▶ **ASSIGNMENT**:
Start at the first record below and retype through the last, exactly.

---------- DATA TO EXAMINE

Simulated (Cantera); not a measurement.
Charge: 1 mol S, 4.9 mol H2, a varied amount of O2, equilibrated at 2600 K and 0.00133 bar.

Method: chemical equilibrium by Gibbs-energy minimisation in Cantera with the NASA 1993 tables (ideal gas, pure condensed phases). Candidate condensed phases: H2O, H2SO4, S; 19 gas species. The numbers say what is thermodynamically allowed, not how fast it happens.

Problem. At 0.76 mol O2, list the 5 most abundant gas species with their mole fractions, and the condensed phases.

--------------------

▶ **EXERCISE ANSWER**:
Simulated (Cantera); not a measurement.
Charge: 1 mol S, 4.9 mol H2, a varied amount of O2, equilibrated at 2600 K and 0.00133 bar.

Method: chemical equilibrium by Gibbs-energy minimisation in Cantera with the NASA 1993 tables (ideal gas, pure condensed phases). Candidate condensed phases: H2O, H2SO4, S; 19 gas species. The numbers say what is thermodynamically allowed, not how fast it happens.

Problem. At 0.76 mol O2, list the 5 most abundant gas species with their mole fractions, and the condensed phases.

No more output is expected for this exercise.